Provided records >>
==================================================
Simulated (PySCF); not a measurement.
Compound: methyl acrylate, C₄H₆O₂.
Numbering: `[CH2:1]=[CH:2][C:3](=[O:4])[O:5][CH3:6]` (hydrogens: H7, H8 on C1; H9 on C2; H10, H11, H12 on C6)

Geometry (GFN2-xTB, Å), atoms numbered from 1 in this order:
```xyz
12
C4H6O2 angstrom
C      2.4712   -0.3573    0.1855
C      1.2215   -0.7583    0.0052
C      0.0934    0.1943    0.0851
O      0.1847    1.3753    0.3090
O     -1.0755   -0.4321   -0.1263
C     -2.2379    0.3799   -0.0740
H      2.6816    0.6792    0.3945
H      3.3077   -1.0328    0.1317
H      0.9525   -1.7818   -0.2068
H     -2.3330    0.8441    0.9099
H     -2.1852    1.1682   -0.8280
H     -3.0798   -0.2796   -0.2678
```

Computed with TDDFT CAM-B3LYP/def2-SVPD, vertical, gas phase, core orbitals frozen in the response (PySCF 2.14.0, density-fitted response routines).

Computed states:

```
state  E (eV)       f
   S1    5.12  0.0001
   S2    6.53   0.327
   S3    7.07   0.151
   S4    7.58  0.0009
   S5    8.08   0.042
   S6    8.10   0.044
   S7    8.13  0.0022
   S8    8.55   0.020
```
==================================================

Work item >>
Using the listing above, reproduce each line without omission.

Problem solution >>
Simulated (PySCF); not a measurement.
Compound: methyl acrylate, C₄H₆O₂.
Numbering: `[CH2:1]=[CH:2][C:3](=[O:4])[O:5][CH3:6]` (hydrogens: H7, H8 on C1; H9 on C2; H10, H11, H12 on C6)

Geometry (GFN2-xTB, Å), atoms numbered from 1 in this order:
```xyz
12
C4H6O2 angstrom
C      2.4712   -0.3573    0.1855
C      1.2215   -0.7583    0.0052
C      0.0934    0.1943    0.0851
O      0.1847    1.3753    0.3090
O     -1.0755   -0.4321   -0.1263
C     -2.2379    0.3799   -0.0740
H      2.6816    0.6792    0.3945
H      3.3077   -1.0328    0.1317
H      0.9525   -1.7818   -0.2068
H     -2.3330    0.8441    0.9099
H     -2.1852    1.1682   -0.8280
H     -3.0798   -0.2796   -0.2678
```

Computed with TDDFT CAM-B3LYP/def2-SVPD, vertical, gas phase, core orbitals frozen in the response (PySCF 2.14.0, density-fitted response routines).

Computed states:

```
state  E (eV)       f
   S1    5.12  0.0001
   S2    6.53   0.327
   S3    7.07   0.151
   S4    7.58  0.0009
   S5    8.08   0.042
   S6    8.10   0.044
   S7    8.13  0.0022
   S8    8.55   0.020
```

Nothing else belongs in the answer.